WORK TASK: This exercise needs all of the entries set down again, exactly as they read.

#####

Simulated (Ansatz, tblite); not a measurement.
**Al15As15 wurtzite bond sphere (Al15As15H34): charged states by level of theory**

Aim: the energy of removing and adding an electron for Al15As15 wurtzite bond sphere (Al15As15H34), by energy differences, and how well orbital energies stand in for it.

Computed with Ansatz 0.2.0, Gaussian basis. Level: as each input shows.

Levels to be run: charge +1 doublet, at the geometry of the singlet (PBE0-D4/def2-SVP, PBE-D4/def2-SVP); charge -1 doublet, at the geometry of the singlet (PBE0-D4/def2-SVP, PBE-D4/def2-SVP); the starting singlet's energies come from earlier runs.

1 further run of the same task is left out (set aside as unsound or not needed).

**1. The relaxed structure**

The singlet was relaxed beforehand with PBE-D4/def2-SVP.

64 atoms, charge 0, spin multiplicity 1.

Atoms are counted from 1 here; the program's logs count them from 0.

#####

ANSWER SECTION:
Simulated (Ansatz, tblite); not a measurement.
**Al15As15 wurtzite bond sphere (Al15As15H34): charged states by level of theory**

Aim: the energy of removing and adding an electron for Al15As15 wurtzite bond sphere (Al15As15H34), by energy differences, and how well orbital energies stand in for it.

Computed with Ansatz 0.2.0, Gaussian basis. Level: as each input shows.

Levels to be run: charge +1 doublet, at the geometry of the singlet (PBE0-D4/def2-SVP, PBE-D4/def2-SVP); charge -1 doublet, at the geometry of the singlet (PBE0-D4/def2-SVP, PBE-D4/def2-SVP); the starting singlet's energies come from earlier runs.

1 further run of the same task is left out (set aside as unsound or not needed).

**1. The relaxed structure**

The singlet was relaxed beforehand with PBE-D4/def2-SVP.

64 atoms, charge 0, spin multiplicity 1.

Atoms are counted from 1 here; the program's logs count them from 0.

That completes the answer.